## Data section
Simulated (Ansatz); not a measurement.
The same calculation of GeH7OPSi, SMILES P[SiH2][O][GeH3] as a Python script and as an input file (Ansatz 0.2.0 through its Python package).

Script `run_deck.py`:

## Work order
Could you please copy the lines above exactly, beginning at the first and ending at the line that contains "The same calculation"?

## Task result
Simulated (Ansatz); not a measurement.
The same calculation of GeH7OPSi, SMILES P[SiH2][O][GeH3] as a Python script and as an input file (Ansatz 0.2.0 through its Python package).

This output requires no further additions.